-- INFORMATION SHOWN --
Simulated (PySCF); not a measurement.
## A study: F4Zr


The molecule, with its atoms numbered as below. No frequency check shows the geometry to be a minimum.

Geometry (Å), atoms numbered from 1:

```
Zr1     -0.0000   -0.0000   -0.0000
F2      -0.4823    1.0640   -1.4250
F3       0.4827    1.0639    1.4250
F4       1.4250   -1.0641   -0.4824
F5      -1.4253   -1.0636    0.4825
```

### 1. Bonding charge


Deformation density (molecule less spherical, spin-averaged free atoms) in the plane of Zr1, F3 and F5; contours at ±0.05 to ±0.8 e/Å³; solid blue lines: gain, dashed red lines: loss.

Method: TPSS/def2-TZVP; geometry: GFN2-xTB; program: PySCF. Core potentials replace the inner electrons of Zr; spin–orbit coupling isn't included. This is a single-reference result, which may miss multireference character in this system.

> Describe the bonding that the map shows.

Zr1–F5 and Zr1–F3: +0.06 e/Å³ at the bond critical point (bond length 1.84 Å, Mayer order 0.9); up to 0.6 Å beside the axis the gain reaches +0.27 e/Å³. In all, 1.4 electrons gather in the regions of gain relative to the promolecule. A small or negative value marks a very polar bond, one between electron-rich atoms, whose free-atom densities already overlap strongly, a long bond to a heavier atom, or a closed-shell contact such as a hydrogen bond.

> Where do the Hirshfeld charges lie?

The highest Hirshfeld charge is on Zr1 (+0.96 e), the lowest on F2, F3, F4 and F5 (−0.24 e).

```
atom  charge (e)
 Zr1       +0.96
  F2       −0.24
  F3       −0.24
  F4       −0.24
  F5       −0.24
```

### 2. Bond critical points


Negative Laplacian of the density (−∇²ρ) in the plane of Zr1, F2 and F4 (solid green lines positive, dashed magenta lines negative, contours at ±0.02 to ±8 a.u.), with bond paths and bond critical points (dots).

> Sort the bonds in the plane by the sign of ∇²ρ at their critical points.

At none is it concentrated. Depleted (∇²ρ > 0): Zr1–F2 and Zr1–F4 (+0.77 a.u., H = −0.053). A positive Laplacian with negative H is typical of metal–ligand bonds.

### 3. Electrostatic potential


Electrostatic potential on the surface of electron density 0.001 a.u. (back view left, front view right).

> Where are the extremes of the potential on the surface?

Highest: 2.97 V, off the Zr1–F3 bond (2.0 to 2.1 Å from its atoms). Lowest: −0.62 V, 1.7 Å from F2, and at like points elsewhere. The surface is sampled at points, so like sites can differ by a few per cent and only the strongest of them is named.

-- TASK ITEM --
With the first line of the material as the start and the line containing "### 1. Bonding charge" as the end, repeat that span exactly and add nothing.

-- PROBLEM SOLUTION --
Simulated (PySCF); not a measurement.
## A study: F4Zr


The molecule, with its atoms numbered as below. No frequency check shows the geometry to be a minimum.

Geometry (Å), atoms numbered from 1:

```
Zr1     -0.0000   -0.0000   -0.0000
F2      -0.4823    1.0640   -1.4250
F3       0.4827    1.0639    1.4250
F4       1.4250   -1.0641   -0.4824
F5      -1.4253   -1.0636    0.4825
```

### 1. Bonding charge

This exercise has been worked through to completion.